BEGIN SUPPLIED ENTRIES

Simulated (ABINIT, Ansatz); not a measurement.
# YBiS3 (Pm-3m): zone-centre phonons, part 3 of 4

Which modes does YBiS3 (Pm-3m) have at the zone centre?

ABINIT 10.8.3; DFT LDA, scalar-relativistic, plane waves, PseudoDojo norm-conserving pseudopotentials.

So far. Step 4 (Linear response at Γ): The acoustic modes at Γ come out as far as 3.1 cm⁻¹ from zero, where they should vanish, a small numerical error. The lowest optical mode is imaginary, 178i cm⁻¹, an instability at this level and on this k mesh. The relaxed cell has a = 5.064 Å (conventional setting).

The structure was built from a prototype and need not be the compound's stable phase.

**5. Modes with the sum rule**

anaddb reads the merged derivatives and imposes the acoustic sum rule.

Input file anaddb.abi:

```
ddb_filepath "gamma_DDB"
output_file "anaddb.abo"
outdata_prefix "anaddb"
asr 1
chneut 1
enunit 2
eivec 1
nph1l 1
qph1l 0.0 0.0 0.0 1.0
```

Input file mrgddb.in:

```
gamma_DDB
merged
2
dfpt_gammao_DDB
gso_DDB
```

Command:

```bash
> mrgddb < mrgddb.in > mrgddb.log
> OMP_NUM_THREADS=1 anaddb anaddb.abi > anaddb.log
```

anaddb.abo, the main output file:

END SUPPLIED ENTRIES

Up to and including the line that contains "Which modes does", output the records above exactly, beginning with their first line.

WRITTEN SOLUTION:
Simulated (ABINIT, Ansatz); not a measurement.
# YBiS3 (Pm-3m): zone-centre phonons, part 3 of 4

Which modes does YBiS3 (Pm-3m) have at the zone centre?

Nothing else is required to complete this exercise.